....
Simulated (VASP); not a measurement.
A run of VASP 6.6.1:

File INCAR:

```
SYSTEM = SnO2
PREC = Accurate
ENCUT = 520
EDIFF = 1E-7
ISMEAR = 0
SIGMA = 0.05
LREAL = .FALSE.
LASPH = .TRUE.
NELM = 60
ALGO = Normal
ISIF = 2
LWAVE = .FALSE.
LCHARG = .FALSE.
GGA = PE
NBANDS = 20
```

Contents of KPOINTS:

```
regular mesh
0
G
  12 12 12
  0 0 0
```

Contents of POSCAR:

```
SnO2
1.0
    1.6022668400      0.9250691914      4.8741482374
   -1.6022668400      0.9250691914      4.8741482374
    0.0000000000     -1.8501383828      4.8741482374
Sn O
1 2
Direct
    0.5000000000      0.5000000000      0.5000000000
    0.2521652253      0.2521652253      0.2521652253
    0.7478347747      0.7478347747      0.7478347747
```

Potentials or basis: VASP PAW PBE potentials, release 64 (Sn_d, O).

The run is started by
....

** REQUIREMENT **
The required output is the full set of entries, reproduced verbatim.

** WRITTEN RESPONSE **
Simulated (VASP); not a measurement.
A run of VASP 6.6.1:

File INCAR:

```
SYSTEM = SnO2
PREC = Accurate
ENCUT = 520
EDIFF = 1E-7
ISMEAR = 0
SIGMA = 0.05
LREAL = .FALSE.
LASPH = .TRUE.
NELM = 60
ALGO = Normal
ISIF = 2
LWAVE = .FALSE.
LCHARG = .FALSE.
GGA = PE
NBANDS = 20
```

Contents of KPOINTS:

```
regular mesh
0
G
  12 12 12
  0 0 0
```

Contents of POSCAR:

```
SnO2
1.0
    1.6022668400      0.9250691914      4.8741482374
   -1.6022668400      0.9250691914      4.8741482374
    0.0000000000     -1.8501383828      4.8741482374
Sn O
1 2
Direct
    0.5000000000      0.5000000000      0.5000000000
    0.2521652253      0.2521652253      0.2521652253
    0.7478347747      0.7478347747      0.7478347747
```

Potentials or basis: VASP PAW PBE potentials, release 64 (Sn_d, O).

The run is started by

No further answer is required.